- WORK REQUEST -
Please start at the first line of the records beneath and quote each line exactly, ending with the line containing "-0.5; (b) -1.9.".

- AVAILABLE DATA -
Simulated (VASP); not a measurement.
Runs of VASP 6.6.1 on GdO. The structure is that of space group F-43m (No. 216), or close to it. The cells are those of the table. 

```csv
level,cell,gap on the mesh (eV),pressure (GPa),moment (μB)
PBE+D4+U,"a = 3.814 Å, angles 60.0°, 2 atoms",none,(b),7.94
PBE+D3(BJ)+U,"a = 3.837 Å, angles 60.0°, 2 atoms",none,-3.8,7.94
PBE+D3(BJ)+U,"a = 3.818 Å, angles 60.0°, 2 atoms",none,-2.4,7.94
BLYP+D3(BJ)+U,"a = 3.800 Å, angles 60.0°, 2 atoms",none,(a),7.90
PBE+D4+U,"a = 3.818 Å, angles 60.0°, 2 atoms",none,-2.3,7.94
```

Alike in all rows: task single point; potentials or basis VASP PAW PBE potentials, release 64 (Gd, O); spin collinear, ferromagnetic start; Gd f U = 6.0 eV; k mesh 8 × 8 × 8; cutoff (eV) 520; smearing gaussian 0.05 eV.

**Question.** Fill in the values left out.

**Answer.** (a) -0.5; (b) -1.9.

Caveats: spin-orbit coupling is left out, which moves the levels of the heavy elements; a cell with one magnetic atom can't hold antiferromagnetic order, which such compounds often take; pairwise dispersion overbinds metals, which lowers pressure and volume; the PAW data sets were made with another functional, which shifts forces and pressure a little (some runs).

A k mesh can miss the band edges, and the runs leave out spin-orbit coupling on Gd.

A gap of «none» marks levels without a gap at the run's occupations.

- EXPECTED ANSWER -
Simulated (VASP); not a measurement.
Runs of VASP 6.6.1 on GdO. The structure is that of space group F-43m (No. 216), or close to it. The cells are those of the table. 

```csv
level,cell,gap on the mesh (eV),pressure (GPa),moment (μB)
PBE+D4+U,"a = 3.814 Å, angles 60.0°, 2 atoms",none,(b),7.94
PBE+D3(BJ)+U,"a = 3.837 Å, angles 60.0°, 2 atoms",none,-3.8,7.94
PBE+D3(BJ)+U,"a = 3.818 Å, angles 60.0°, 2 atoms",none,-2.4,7.94
BLYP+D3(BJ)+U,"a = 3.800 Å, angles 60.0°, 2 atoms",none,(a),7.90
PBE+D4+U,"a = 3.818 Å, angles 60.0°, 2 atoms",none,-2.3,7.94
```

Alike in all rows: task single point; potentials or basis VASP PAW PBE potentials, release 64 (Gd, O); spin collinear, ferromagnetic start; Gd f U = 6.0 eV; k mesh 8 × 8 × 8; cutoff (eV) 520; smearing gaussian 0.05 eV.

**Question.** Fill in the values left out.

**Answer.** (a) -0.5; (b) -1.9.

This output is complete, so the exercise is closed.